•••

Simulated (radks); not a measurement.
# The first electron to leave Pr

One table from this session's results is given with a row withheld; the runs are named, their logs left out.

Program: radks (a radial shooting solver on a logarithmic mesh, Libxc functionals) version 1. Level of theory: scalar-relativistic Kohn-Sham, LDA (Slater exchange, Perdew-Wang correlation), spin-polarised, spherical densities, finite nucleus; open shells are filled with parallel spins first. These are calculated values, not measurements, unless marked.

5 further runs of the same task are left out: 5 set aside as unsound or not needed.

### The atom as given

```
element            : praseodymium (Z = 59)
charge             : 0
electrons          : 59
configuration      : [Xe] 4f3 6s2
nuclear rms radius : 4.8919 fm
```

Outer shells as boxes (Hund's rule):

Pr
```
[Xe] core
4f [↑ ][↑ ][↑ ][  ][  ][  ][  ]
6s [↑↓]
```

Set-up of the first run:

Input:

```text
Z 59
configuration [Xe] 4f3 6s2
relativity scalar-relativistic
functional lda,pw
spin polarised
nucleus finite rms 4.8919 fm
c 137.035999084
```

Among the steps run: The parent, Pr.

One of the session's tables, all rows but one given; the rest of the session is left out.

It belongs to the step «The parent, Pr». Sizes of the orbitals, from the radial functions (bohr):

•••

* [Required action]
Restate the data word for word, leaving nothing out.

* [Your response]
Simulated (radks); not a measurement.
# The first electron to leave Pr

One table from this session's results is given with a row withheld; the runs are named, their logs left out.

Program: radks (a radial shooting solver on a logarithmic mesh, Libxc functionals) version 1. Level of theory: scalar-relativistic Kohn-Sham, LDA (Slater exchange, Perdew-Wang correlation), spin-polarised, spherical densities, finite nucleus; open shells are filled with parallel spins first. These are calculated values, not measurements, unless marked.

5 further runs of the same task are left out: 5 set aside as unsound or not needed.

### The atom as given

```
element            : praseodymium (Z = 59)
charge             : 0
electrons          : 59
configuration      : [Xe] 4f3 6s2
nuclear rms radius : 4.8919 fm
```

Outer shells as boxes (Hund's rule):

Pr
```
[Xe] core
4f [↑ ][↑ ][↑ ][  ][  ][  ][  ]
6s [↑↓]
```

Set-up of the first run:

Input:

```text
Z 59
configuration [Xe] 4f3 6s2
relativity scalar-relativistic
functional lda,pw
spin polarised
nucleus finite rms 4.8919 fm
c 137.035999084
```

Among the steps run: The parent, Pr.

One of the session's tables, all rows but one given; the rest of the session is left out.

It belongs to the step «The parent, Pr». Sizes of the orbitals, from the radial functions (bohr):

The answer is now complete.